::::::::
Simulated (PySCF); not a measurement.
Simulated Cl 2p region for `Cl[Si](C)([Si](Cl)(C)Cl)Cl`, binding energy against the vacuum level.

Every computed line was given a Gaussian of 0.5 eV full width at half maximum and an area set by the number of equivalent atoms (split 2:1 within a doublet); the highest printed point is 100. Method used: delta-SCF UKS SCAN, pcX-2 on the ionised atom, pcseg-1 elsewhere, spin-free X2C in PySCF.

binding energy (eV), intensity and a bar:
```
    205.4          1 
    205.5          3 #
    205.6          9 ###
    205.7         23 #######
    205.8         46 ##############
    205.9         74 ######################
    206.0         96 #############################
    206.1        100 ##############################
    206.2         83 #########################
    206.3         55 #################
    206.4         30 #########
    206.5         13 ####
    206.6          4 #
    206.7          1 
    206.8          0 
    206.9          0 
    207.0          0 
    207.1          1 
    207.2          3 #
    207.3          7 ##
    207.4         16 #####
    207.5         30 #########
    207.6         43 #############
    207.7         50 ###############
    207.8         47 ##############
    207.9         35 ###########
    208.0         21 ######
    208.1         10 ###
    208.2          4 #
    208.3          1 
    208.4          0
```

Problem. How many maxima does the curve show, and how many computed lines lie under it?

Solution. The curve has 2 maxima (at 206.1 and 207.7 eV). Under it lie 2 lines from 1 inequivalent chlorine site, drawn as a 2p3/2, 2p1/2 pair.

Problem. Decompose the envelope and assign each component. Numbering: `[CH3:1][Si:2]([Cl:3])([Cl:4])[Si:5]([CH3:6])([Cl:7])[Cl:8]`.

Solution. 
::::::::

## Exercise
Transcribe the records exactly as they appear.

## Written reply
Simulated (PySCF); not a measurement.
Simulated Cl 2p region for `Cl[Si](C)([Si](Cl)(C)Cl)Cl`, binding energy against the vacuum level.

Every computed line was given a Gaussian of 0.5 eV full width at half maximum and an area set by the number of equivalent atoms (split 2:1 within a doublet); the highest printed point is 100. Method used: delta-SCF UKS SCAN, pcX-2 on the ionised atom, pcseg-1 elsewhere, spin-free X2C in PySCF.

binding energy (eV), intensity and a bar:
```
    205.4          1 
    205.5          3 #
    205.6          9 ###
    205.7         23 #######
    205.8         46 ##############
    205.9         74 ######################
    206.0         96 #############################
    206.1        100 ##############################
    206.2         83 #########################
    206.3         55 #################
    206.4         30 #########
    206.5         13 ####
    206.6          4 #
    206.7          1 
    206.8          0 
    206.9          0 
    207.0          0 
    207.1          1 
    207.2          3 #
    207.3          7 ##
    207.4         16 #####
    207.5         30 #########
    207.6         43 #############
    207.7         50 ###############
    207.8         47 ##############
    207.9         35 ###########
    208.0         21 ######
    208.1         10 ###
    208.2          4 #
    208.3          1 
    208.4          0
```

Problem. How many maxima does the curve show, and how many computed lines lie under it?

Solution. The curve has 2 maxima (at 206.1 and 207.7 eV). Under it lie 2 lines from 1 inequivalent chlorine site, drawn as a 2p3/2, 2p1/2 pair.

Problem. Decompose the envelope and assign each component. Numbering: `[CH3:1][Si:2]([Cl:3])([Cl:4])[Si:5]([CH3:6])([Cl:7])[Cl:8]`.

Solution. 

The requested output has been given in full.